[INFORMATION SUPPLIED]
--
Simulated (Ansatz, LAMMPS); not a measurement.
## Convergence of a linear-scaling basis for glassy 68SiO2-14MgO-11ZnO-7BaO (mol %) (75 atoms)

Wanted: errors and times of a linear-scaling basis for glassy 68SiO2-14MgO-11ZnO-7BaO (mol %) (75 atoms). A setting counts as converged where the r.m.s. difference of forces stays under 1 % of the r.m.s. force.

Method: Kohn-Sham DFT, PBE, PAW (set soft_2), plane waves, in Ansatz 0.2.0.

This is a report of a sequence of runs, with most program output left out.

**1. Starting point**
--

[TASK ITEM] Above are the entries; repeat their lines exactly, from the first through the one that contains "## Convergence of".

[EXPECTED ANSWER]
Simulated (Ansatz, LAMMPS); not a measurement.
## Convergence of a linear-scaling basis for glassy 68SiO2-14MgO-11ZnO-7BaO (mol %) (75 atoms)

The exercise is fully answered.